------------------------------------------------------------
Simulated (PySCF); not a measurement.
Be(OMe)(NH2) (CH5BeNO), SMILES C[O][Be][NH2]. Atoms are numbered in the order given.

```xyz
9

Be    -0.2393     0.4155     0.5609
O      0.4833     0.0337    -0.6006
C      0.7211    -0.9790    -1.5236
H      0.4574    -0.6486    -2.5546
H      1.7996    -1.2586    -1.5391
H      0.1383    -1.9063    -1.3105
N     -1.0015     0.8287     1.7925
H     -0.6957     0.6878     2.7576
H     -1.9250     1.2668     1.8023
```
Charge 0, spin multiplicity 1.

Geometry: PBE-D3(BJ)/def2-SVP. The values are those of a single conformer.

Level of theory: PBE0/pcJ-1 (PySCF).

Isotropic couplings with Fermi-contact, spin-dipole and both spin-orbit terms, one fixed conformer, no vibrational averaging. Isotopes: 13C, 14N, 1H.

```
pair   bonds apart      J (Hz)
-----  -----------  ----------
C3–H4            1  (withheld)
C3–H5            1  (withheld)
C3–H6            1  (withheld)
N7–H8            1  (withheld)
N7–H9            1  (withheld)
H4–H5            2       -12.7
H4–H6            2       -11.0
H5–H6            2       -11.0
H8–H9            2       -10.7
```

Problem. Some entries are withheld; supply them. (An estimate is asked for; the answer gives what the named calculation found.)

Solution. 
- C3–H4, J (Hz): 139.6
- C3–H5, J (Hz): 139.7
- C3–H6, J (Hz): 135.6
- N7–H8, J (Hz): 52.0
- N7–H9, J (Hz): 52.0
------------------------------------------------------------

Exercise: Return nothing but the lines from the start of the listing above through the line containing "- N7–H8, J (Hz): 52.0", exactly as given.

Your response:
Simulated (PySCF); not a measurement.
Be(OMe)(NH2) (CH5BeNO), SMILES C[O][Be][NH2]. Atoms are numbered in the order given.

```xyz
9

Be    -0.2393     0.4155     0.5609
O      0.4833     0.0337    -0.6006
C      0.7211    -0.9790    -1.5236
H      0.4574    -0.6486    -2.5546
H      1.7996    -1.2586    -1.5391
H      0.1383    -1.9063    -1.3105
N     -1.0015     0.8287     1.7925
H     -0.6957     0.6878     2.7576
H     -1.9250     1.2668     1.8023
```
Charge 0, spin multiplicity 1.

Geometry: PBE-D3(BJ)/def2-SVP. The values are those of a single conformer.

Level of theory: PBE0/pcJ-1 (PySCF).

Isotropic couplings with Fermi-contact, spin-dipole and both spin-orbit terms, one fixed conformer, no vibrational averaging. Isotopes: 13C, 14N, 1H.

```
pair   bonds apart      J (Hz)
-----  -----------  ----------
C3–H4            1  (withheld)
C3–H5            1  (withheld)
C3–H6            1  (withheld)
N7–H8            1  (withheld)
N7–H9            1  (withheld)
H4–H5            2       -12.7
H4–H6            2       -11.0
H5–H6            2       -11.0
H8–H9            2       -10.7
```

Problem. Some entries are withheld; supply them. (An estimate is asked for; the answer gives what the named calculation found.)

Solution. 
- C3–H4, J (Hz): 139.6
- C3–H5, J (Hz): 139.7
- C3–H6, J (Hz): 135.6
- N7–H8, J (Hz): 52.0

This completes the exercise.